BRIEF
For this task, copy the data that follows exactly, keeping every character.

DATASET EXTRACT
━━━

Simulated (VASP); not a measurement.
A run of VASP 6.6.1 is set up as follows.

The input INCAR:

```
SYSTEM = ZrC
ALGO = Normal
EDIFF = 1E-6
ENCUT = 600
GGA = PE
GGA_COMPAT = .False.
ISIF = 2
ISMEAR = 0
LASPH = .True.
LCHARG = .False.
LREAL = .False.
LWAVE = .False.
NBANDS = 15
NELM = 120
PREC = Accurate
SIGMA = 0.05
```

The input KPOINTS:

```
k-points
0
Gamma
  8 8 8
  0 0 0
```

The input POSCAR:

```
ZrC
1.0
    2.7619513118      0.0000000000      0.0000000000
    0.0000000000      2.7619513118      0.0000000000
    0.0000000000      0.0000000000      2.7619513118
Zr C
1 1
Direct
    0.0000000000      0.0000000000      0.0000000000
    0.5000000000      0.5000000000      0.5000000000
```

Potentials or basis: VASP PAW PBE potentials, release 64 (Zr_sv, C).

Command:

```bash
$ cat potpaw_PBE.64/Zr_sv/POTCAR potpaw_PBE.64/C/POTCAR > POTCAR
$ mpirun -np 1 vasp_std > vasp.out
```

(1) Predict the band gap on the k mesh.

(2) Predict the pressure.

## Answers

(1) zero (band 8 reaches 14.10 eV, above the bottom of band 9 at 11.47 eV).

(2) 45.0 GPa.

━━━

WRITTEN RESPONSE
Simulated (VASP); not a measurement.
A run of VASP 6.6.1 is set up as follows.

The input INCAR:

```
SYSTEM = ZrC
ALGO = Normal
EDIFF = 1E-6
ENCUT = 600
GGA = PE
GGA_COMPAT = .False.
ISIF = 2
ISMEAR = 0
LASPH = .True.
LCHARG = .False.
LREAL = .False.
LWAVE = .False.
NBANDS = 15
NELM = 120
PREC = Accurate
SIGMA = 0.05
```

The input KPOINTS:

```
k-points
0
Gamma
  8 8 8
  0 0 0
```

The input POSCAR:

```
ZrC
1.0
    2.7619513118      0.0000000000      0.0000000000
    0.0000000000      2.7619513118      0.0000000000
    0.0000000000      0.0000000000      2.7619513118
Zr C
1 1
Direct
    0.0000000000      0.0000000000      0.0000000000
    0.5000000000      0.5000000000      0.5000000000
```

Potentials or basis: VASP PAW PBE potentials, release 64 (Zr_sv, C).

Command:

```bash
$ cat potpaw_PBE.64/Zr_sv/POTCAR potpaw_PBE.64/C/POTCAR > POTCAR
$ mpirun -np 1 vasp_std > vasp.out
```

(1) Predict the band gap on the k mesh.

(2) Predict the pressure.

## Answers

(1) zero (band 8 reaches 14.10 eV, above the bottom of band 9 at 11.47 eV).

(2) 45.0 GPa.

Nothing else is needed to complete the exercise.